═════ Data shown ═════

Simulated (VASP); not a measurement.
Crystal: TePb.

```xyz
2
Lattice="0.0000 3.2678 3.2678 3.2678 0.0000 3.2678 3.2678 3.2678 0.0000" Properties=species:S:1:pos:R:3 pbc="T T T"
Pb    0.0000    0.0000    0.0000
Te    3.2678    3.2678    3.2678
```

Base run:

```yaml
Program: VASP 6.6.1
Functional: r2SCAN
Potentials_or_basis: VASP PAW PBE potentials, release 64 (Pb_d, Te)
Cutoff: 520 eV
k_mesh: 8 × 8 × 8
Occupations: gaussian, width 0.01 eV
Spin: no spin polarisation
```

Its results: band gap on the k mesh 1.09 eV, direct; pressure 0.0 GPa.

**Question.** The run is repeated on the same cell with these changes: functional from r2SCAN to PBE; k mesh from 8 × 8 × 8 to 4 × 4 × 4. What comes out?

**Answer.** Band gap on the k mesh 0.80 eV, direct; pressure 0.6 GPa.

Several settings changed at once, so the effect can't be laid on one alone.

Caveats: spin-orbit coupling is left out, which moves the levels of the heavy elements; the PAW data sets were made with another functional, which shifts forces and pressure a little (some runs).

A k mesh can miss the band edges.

═════

Work order: Only the lines above from the one with "Several settings changed" up to and including the one with "Caveats: spin-orbit coupling" should be repeated, exactly as written.

Response area:
Several settings changed at once, so the effect can't be laid on one alone.

Caveats: spin-orbit coupling is left out, which moves the levels of the heavy elements; the PAW data sets were made with another functional, which shifts forces and pressure a little (some runs).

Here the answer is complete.